☆ ☆ ☆ ☆ ☆ ☆ ☆
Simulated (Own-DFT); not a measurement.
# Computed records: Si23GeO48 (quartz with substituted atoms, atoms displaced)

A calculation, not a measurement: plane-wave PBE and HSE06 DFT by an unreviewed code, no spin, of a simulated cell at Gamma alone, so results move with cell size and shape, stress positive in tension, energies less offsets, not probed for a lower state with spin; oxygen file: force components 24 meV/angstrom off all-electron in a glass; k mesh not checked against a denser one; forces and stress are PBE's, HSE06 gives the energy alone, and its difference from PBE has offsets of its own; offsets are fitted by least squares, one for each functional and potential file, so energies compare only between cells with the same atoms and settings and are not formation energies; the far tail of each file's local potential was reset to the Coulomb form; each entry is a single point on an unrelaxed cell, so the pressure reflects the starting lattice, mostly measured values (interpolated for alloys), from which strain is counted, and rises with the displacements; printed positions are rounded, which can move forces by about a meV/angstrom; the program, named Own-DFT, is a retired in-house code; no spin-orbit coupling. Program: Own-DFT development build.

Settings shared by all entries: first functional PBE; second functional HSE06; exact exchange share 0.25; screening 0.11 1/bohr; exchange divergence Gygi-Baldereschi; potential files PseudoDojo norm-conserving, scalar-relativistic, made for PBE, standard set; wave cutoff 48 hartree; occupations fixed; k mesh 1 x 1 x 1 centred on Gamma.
☆ ☆ ☆ ☆ ☆ ☆ ☆

# WORK ITEM
Give back, word for word, only the lines above from the line holding "# Computed records: Si23GeO48" to the line holding "A calculation, not", both included.

# TASK ANSWER
# Computed records: Si23GeO48 (quartz with substituted atoms, atoms displaced)

A calculation, not a measurement: plane-wave PBE and HSE06 DFT by an unreviewed code, no spin, of a simulated cell at Gamma alone, so results move with cell size and shape, stress positive in tension, energies less offsets, not probed for a lower state with spin; oxygen file: force components 24 meV/angstrom off all-electron in a glass; k mesh not checked against a denser one; forces and stress are PBE's, HSE06 gives the energy alone, and its difference from PBE has offsets of its own; offsets are fitted by least squares, one for each functional and potential file, so energies compare only between cells with the same atoms and settings and are not formation energies; the far tail of each file's local potential was reset to the Coulomb form; each entry is a single point on an unrelaxed cell, so the pressure reflects the starting lattice, mostly measured values (interpolated for alloys), from which strain is counted, and rises with the displacements; printed positions are rounded, which can move forces by about a meV/angstrom; the program, named Own-DFT, is a retired in-house code; no spin-orbit coupling. Program: Own-DFT development build.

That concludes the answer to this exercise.